▶ Brief: The expected answer is the set of lines in the data below between the line holding "Charges are Mulliken's, which" and the line holding "In the first row's basis the", inclusive, written out exactly.

----- Material supplied -----

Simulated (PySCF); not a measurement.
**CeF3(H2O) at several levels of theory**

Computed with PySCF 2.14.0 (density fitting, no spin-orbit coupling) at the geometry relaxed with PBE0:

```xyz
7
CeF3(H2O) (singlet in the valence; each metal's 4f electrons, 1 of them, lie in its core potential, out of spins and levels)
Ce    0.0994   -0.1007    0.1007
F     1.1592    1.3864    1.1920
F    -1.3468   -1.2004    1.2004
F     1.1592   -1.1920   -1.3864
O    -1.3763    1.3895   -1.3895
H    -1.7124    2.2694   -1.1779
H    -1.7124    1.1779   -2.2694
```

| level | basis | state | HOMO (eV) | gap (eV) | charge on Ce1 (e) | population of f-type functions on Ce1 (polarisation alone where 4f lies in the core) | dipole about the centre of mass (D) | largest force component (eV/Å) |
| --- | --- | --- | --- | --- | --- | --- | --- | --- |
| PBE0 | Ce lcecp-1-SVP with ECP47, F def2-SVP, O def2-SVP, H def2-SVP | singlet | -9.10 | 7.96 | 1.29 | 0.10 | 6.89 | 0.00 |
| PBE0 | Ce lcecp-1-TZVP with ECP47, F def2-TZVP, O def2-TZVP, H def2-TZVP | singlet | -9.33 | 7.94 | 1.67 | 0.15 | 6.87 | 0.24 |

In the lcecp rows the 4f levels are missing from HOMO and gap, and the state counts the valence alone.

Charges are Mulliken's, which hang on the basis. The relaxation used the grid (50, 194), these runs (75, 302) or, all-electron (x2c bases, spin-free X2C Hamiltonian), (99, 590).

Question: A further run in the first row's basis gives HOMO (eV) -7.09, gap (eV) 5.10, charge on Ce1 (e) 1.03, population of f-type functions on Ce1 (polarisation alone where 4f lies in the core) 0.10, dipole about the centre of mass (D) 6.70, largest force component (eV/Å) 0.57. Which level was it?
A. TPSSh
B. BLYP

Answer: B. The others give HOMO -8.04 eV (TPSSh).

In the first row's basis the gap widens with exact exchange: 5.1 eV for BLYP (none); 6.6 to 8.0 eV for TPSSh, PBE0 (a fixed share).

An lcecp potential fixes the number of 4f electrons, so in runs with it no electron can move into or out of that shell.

-----

▶ Exercise response:
Charges are Mulliken's, which hang on the basis. The relaxation used the grid (50, 194), these runs (75, 302) or, all-electron (x2c bases, spin-free X2C Hamiltonian), (99, 590).

Question: A further run in the first row's basis gives HOMO (eV) -7.09, gap (eV) 5.10, charge on Ce1 (e) 1.03, population of f-type functions on Ce1 (polarisation alone where 4f lies in the core) 0.10, dipole about the centre of mass (D) 6.70, largest force component (eV/Å) 0.57. Which level was it?
A. TPSSh
B. BLYP

Answer: B. The others give HOMO -8.04 eV (TPSSh).

In the first row's basis the gap widens with exact exchange: 5.1 eV for BLYP (none); 6.6 to 8.0 eV for TPSSh, PBE0 (a fixed share).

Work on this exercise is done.